• [WORK ITEM]
Please retype the material beneath this task exactly, starting with its first line and finishing with the line containing "The structure was".

______
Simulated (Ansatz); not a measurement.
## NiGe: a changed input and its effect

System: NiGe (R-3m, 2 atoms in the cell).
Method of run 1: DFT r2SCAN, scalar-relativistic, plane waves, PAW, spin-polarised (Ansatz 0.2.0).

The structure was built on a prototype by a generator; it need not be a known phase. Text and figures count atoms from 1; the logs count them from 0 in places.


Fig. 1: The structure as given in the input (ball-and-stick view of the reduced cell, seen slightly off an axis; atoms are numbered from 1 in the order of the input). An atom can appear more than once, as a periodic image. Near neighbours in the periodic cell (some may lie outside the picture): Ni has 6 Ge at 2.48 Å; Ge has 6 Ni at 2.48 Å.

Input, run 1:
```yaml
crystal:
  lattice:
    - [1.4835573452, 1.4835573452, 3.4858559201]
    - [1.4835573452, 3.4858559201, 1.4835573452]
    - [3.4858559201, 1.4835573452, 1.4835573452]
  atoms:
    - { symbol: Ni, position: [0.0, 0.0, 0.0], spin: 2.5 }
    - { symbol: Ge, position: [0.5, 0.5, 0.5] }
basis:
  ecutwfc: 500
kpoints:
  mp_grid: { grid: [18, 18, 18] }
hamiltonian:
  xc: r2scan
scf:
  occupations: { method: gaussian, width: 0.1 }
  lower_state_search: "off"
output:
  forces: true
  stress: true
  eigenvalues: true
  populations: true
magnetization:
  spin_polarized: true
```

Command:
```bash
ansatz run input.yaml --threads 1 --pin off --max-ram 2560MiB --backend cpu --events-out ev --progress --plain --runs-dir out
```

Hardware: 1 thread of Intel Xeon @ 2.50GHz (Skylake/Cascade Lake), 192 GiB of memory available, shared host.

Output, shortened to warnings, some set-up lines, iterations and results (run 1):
______

• [ANSWER BOX]
Simulated (Ansatz); not a measurement.
## NiGe: a changed input and its effect

System: NiGe (R-3m, 2 atoms in the cell).
Method of run 1: DFT r2SCAN, scalar-relativistic, plane waves, PAW, spin-polarised (Ansatz 0.2.0).

The structure was built on a prototype by a generator; it need not be a known phase. Text and figures count atoms from 1; the logs count them from 0 in places.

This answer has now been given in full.